» **Data shown**:
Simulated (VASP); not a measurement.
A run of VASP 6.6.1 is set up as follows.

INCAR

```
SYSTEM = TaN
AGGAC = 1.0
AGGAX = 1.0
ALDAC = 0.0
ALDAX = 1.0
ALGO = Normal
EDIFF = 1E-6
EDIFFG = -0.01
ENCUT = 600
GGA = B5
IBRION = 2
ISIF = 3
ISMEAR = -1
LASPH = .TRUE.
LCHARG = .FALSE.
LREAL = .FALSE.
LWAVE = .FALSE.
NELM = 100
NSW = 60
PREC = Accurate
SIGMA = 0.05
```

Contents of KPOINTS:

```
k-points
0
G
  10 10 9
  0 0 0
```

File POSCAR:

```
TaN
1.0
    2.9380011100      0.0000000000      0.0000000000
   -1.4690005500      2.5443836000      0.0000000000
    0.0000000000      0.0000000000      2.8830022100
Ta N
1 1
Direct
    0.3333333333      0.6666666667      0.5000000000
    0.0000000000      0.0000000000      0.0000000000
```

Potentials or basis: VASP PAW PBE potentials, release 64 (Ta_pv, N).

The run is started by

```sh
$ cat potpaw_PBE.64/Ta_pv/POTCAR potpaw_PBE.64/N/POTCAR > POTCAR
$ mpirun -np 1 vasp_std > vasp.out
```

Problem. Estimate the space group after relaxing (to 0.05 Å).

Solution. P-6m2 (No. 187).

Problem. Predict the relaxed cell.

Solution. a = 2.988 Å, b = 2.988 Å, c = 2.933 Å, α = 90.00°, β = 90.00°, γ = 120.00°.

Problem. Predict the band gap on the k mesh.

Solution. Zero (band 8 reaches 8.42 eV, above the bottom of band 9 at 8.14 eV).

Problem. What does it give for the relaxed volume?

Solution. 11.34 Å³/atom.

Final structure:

» **Requirement**: Reproduce the whole listing above, word for word.

» **Answer space**:
Simulated (VASP); not a measurement.
A run of VASP 6.6.1 is set up as follows.

INCAR

```
SYSTEM = TaN
AGGAC = 1.0
AGGAX = 1.0
ALDAC = 0.0
ALDAX = 1.0
ALGO = Normal
EDIFF = 1E-6
EDIFFG = -0.01
ENCUT = 600
GGA = B5
IBRION = 2
ISIF = 3
ISMEAR = -1
LASPH = .TRUE.
LCHARG = .FALSE.
LREAL = .FALSE.
LWAVE = .FALSE.
NELM = 100
NSW = 60
PREC = Accurate
SIGMA = 0.05
```

Contents of KPOINTS:

```
k-points
0
G
  10 10 9
  0 0 0
```

File POSCAR:

```
TaN
1.0
    2.9380011100      0.0000000000      0.0000000000
   -1.4690005500      2.5443836000      0.0000000000
    0.0000000000      0.0000000000      2.8830022100
Ta N
1 1
Direct
    0.3333333333      0.6666666667      0.5000000000
    0.0000000000      0.0000000000      0.0000000000
```

Potentials or basis: VASP PAW PBE potentials, release 64 (Ta_pv, N).

The run is started by

```sh
$ cat potpaw_PBE.64/Ta_pv/POTCAR potpaw_PBE.64/N/POTCAR > POTCAR
$ mpirun -np 1 vasp_std > vasp.out
```

Problem. Estimate the space group after relaxing (to 0.05 Å).

Solution. P-6m2 (No. 187).

Problem. Predict the relaxed cell.

Solution. a = 2.988 Å, b = 2.988 Å, c = 2.933 Å, α = 90.00°, β = 90.00°, γ = 120.00°.

Problem. Predict the band gap on the k mesh.

Solution. Zero (band 8 reaches 8.42 eV, above the bottom of band 9 at 8.14 eV).

Problem. What does it give for the relaxed volume?

Solution. 11.34 Å³/atom.

Final structure:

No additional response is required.